Recorded data >>
■ ■ ■ ■
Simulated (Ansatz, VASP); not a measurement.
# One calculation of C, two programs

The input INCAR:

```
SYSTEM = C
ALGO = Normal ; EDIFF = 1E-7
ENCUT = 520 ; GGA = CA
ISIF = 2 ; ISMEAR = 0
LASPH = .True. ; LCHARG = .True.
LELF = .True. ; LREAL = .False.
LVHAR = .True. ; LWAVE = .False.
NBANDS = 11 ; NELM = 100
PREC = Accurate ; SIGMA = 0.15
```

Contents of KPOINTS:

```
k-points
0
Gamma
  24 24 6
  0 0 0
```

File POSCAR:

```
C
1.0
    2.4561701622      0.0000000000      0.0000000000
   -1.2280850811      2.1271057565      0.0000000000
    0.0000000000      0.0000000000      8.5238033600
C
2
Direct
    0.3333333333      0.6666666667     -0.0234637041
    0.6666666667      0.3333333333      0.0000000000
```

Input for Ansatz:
■ ■ ■ ■

Activity >>
Copy the whole of the data above exactly.

Result >>
Simulated (Ansatz, VASP); not a measurement.
# One calculation of C, two programs

The input INCAR:

```
SYSTEM = C
ALGO = Normal ; EDIFF = 1E-7
ENCUT = 520 ; GGA = CA
ISIF = 2 ; ISMEAR = 0
LASPH = .True. ; LCHARG = .True.
LELF = .True. ; LREAL = .False.
LVHAR = .True. ; LWAVE = .False.
NBANDS = 11 ; NELM = 100
PREC = Accurate ; SIGMA = 0.15
```

Contents of KPOINTS:

```
k-points
0
Gamma
  24 24 6
  0 0 0
```

File POSCAR:

```
C
1.0
    2.4561701622      0.0000000000      0.0000000000
   -1.2280850811      2.1271057565      0.0000000000
    0.0000000000      0.0000000000      8.5238033600
C
2
Direct
    0.3333333333      0.6666666667     -0.0234637041
    0.6666666667      0.3333333333      0.0000000000
```

Input for Ansatz:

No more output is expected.